- _REQUIREMENT_: Reproduce the listing exactly, so that no line differs from the original.

- _SUPPLIED ENTRIES_:
..........
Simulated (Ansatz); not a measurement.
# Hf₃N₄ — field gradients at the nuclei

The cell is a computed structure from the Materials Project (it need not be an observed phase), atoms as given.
..........

- _RESULT_:
Simulated (Ansatz); not a measurement.
# Hf₃N₄ — field gradients at the nuclei

The cell is a computed structure from the Materials Project (it need not be an observed phase), atoms as given.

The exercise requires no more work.